WORK ITEM: Starting at the line that holds "p | 10.210 |" and stopping at the line that holds "The spin-orbit splitting", restate the records below word for word, with both of those lines included.

--- RECORD SET Enclosed Below ---
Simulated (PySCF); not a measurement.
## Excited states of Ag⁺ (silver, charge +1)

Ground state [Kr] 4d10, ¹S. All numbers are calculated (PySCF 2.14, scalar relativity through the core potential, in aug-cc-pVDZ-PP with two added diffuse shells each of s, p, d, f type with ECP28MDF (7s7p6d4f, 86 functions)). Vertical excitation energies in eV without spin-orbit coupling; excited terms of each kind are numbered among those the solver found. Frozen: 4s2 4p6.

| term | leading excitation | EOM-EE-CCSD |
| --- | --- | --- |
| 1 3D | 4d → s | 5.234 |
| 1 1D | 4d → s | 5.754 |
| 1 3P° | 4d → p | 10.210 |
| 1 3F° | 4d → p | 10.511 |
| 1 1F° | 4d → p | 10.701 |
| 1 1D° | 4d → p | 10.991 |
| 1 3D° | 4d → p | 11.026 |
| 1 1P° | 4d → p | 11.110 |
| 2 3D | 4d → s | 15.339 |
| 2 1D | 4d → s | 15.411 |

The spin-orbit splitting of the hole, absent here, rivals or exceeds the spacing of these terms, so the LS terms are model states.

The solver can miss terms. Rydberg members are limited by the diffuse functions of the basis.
--- End of Enclosed RECORD SET ---

TASK OUTPUT:
| 1 3P° | 4d → p | 10.210 |
| 1 3F° | 4d → p | 10.511 |
| 1 1F° | 4d → p | 10.701 |
| 1 1D° | 4d → p | 10.991 |
| 1 3D° | 4d → p | 11.026 |
| 1 1P° | 4d → p | 11.110 |
| 2 3D | 4d → s | 15.339 |
| 2 1D | 4d → s | 15.411 |

The spin-orbit splitting of the hole, absent here, rivals or exceeds the spacing of these terms, so the LS terms are model states.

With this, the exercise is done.